Work order
Taking the line with "499.50 | 15.1 |" as the first and the line with "501.50 | 81.7 |" as the last, set down exactly every line in that range from the entries below, and no more.

Data excerpts
*** Begin section ***
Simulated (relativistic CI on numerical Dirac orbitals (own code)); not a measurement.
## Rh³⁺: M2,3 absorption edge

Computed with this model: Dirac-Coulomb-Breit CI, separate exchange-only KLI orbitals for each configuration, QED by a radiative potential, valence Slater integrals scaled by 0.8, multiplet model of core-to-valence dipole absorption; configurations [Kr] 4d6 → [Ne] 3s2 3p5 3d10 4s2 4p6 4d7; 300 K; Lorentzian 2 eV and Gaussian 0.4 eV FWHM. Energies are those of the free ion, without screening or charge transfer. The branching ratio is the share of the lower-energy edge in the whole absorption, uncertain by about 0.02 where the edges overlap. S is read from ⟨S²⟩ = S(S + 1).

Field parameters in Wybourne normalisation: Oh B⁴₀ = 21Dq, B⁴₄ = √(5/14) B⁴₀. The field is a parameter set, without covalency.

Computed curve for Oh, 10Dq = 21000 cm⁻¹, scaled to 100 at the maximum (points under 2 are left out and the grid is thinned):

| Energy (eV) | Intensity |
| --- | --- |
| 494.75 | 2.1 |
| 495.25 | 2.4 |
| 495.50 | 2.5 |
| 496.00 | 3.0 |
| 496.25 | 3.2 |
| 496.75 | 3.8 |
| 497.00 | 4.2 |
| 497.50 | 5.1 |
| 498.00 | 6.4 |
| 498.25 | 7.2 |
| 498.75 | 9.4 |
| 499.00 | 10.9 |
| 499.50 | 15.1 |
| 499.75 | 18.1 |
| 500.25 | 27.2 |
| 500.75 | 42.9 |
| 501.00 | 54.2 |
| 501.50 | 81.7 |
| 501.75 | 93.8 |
*** End section ***

Task result
| 499.50 | 15.1 |
| 499.75 | 18.1 |
| 500.25 | 27.2 |
| 500.75 | 42.9 |
| 501.00 | 54.2 |
| 501.50 | 81.7 |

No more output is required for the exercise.